▶ REQUIREMENT
What is needed is an exact copy of the lines in the listing below, from the one with "Task: How far apart" up to and including the one with "Result: 159.23 Eh", with no other lines.

====

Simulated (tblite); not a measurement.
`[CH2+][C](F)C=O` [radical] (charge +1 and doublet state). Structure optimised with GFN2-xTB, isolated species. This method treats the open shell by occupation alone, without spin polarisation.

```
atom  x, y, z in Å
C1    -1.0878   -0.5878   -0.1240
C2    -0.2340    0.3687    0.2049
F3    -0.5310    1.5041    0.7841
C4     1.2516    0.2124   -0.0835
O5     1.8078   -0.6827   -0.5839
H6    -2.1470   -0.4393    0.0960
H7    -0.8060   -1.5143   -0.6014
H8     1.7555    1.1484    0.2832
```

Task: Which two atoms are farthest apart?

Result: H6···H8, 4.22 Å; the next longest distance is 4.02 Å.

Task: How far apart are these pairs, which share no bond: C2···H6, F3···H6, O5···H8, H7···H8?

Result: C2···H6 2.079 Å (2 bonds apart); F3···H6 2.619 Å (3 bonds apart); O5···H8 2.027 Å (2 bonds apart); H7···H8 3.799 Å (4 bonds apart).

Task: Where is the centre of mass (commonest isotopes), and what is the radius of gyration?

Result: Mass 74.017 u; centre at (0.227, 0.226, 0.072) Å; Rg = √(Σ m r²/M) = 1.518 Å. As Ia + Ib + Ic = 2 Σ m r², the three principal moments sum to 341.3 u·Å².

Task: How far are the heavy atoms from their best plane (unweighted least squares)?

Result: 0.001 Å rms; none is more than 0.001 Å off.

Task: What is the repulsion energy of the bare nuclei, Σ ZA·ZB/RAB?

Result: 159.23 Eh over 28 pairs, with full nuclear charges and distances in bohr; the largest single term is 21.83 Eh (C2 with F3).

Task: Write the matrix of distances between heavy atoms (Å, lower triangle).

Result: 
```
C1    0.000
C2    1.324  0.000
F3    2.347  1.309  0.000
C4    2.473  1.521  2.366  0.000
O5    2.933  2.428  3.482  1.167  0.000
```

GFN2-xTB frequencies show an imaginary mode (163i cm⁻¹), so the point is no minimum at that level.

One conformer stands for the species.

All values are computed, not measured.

====

▶ TASK SOLUTION
Task: How far apart are these pairs, which share no bond: C2···H6, F3···H6, O5···H8, H7···H8?

Result: C2···H6 2.079 Å (2 bonds apart); F3···H6 2.619 Å (3 bonds apart); O5···H8 2.027 Å (2 bonds apart); H7···H8 3.799 Å (4 bonds apart).

Task: Where is the centre of mass (commonest isotopes), and what is the radius of gyration?

Result: Mass 74.017 u; centre at (0.227, 0.226, 0.072) Å; Rg = √(Σ m r²/M) = 1.518 Å. As Ia + Ib + Ic = 2 Σ m r², the three principal moments sum to 341.3 u·Å².

Task: How far are the heavy atoms from their best plane (unweighted least squares)?

Result: 0.001 Å rms; none is more than 0.001 Å off.

Task: What is the repulsion energy of the bare nuclei, Σ ZA·ZB/RAB?

Result: 159.23 Eh over 28 pairs, with full nuclear charges and distances in bohr; the largest single term is 21.83 Eh (C2 with F3).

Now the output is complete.